-- Opening Marker --

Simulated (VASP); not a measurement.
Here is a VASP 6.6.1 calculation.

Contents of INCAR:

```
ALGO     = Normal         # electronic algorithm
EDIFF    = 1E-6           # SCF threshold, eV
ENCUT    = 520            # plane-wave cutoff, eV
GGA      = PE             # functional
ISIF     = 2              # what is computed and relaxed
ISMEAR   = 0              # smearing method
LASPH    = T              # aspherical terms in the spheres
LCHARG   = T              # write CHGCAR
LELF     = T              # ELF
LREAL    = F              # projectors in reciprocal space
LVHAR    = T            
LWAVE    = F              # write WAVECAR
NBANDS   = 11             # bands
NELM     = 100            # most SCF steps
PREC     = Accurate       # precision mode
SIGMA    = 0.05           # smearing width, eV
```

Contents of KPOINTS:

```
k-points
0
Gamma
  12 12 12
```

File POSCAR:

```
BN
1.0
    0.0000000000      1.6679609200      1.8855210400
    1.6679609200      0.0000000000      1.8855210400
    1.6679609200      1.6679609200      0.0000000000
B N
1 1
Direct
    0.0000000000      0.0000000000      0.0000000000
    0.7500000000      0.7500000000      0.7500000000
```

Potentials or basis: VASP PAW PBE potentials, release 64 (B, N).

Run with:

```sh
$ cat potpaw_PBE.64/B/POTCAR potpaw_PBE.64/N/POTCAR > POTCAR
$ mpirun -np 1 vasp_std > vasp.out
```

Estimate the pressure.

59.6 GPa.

-- Closing Marker --

Copy all the records exactly so that no character differs from the source.

Simulated (VASP); not a measurement.
Here is a VASP 6.6.1 calculation.

Contents of INCAR:

```
ALGO     = Normal         # electronic algorithm
EDIFF    = 1E-6           # SCF threshold, eV
ENCUT    = 520            # plane-wave cutoff, eV
GGA      = PE             # functional
ISIF     = 2              # what is computed and relaxed
ISMEAR   = 0              # smearing method
LASPH    = T              # aspherical terms in the spheres
LCHARG   = T              # write CHGCAR
LELF     = T              # ELF
LREAL    = F              # projectors in reciprocal space
LVHAR    = T            
LWAVE    = F              # write WAVECAR
NBANDS   = 11             # bands
NELM     = 100            # most SCF steps
PREC     = Accurate       # precision mode
SIGMA    = 0.05           # smearing width, eV
```

Contents of KPOINTS:

```
k-points
0
Gamma
  12 12 12
```

File POSCAR:

```
BN
1.0
    0.0000000000      1.6679609200      1.8855210400
    1.6679609200      0.0000000000      1.8855210400
    1.6679609200      1.6679609200      0.0000000000
B N
1 1
Direct
    0.0000000000      0.0000000000      0.0000000000
    0.7500000000      0.7500000000      0.7500000000
```

Potentials or basis: VASP PAW PBE potentials, release 64 (B, N).

Run with:

```sh
$ cat potpaw_PBE.64/B/POTCAR potpaw_PBE.64/N/POTCAR > POTCAR
$ mpirun -np 1 vasp_std > vasp.out
```

Estimate the pressure.

59.6 GPa.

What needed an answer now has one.